Information supplied:
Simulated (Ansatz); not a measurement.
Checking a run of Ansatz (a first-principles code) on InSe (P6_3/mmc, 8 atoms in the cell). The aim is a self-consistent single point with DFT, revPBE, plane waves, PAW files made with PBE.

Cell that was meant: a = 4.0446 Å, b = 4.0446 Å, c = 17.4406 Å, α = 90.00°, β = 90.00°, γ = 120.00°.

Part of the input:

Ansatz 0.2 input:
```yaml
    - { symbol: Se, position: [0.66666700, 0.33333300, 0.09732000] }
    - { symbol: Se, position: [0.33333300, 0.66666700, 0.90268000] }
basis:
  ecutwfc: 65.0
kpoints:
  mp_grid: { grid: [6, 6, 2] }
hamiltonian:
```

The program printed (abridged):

Work task:
What is needed is every line from the start of the entries through the line containing "Checking a run", returned word for word and nothing else.

Answer area:
Simulated (Ansatz); not a measurement.
Checking a run of Ansatz (a first-principles code) on InSe (P6_3/mmc, 8 atoms in the cell). The aim is a self-consistent single point with DFT, revPBE, plane waves, PAW files made with PBE.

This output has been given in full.